Source data:
*** Block opens ***
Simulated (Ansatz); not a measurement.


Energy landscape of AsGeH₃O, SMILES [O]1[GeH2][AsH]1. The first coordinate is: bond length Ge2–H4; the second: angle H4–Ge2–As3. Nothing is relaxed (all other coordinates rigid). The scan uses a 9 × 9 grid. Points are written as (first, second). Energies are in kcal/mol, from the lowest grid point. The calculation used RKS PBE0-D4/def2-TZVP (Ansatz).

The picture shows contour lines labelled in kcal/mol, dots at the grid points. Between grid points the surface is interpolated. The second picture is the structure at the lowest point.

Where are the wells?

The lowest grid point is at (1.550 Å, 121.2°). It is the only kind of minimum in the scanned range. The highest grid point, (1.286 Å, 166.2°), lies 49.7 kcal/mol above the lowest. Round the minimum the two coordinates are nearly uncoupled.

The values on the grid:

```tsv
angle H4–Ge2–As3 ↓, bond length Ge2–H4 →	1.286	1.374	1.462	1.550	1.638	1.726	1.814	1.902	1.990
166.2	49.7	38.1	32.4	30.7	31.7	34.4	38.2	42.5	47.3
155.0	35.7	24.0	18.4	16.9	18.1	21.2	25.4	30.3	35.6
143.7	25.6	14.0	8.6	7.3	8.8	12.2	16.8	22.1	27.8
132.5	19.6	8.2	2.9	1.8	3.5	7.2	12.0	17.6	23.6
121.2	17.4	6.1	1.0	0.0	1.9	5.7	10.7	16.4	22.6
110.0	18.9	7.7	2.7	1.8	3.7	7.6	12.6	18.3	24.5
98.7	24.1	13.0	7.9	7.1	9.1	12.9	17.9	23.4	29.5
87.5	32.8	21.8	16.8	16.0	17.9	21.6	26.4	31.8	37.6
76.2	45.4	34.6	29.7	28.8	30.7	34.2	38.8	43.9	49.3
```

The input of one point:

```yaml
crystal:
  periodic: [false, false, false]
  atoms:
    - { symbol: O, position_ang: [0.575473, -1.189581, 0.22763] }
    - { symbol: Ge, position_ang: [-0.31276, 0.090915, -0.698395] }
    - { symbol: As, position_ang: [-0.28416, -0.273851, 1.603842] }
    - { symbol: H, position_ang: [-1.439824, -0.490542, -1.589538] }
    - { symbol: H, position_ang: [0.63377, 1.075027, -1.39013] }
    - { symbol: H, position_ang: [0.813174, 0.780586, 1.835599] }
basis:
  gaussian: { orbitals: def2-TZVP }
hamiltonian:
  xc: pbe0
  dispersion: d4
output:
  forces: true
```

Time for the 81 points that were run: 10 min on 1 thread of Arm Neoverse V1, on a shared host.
*** Block closes ***

Activity:
With the first line of the records as the start and the line holding "Where are the wells?" as the end, please copy exactly those lines and no others.

Result:
Simulated (Ansatz); not a measurement.


Energy landscape of AsGeH₃O, SMILES [O]1[GeH2][AsH]1. The first coordinate is: bond length Ge2–H4; the second: angle H4–Ge2–As3. Nothing is relaxed (all other coordinates rigid). The scan uses a 9 × 9 grid. Points are written as (first, second). Energies are in kcal/mol, from the lowest grid point. The calculation used RKS PBE0-D4/def2-TZVP (Ansatz).

The picture shows contour lines labelled in kcal/mol, dots at the grid points. Between grid points the surface is interpolated. The second picture is the structure at the lowest point.

Where are the wells?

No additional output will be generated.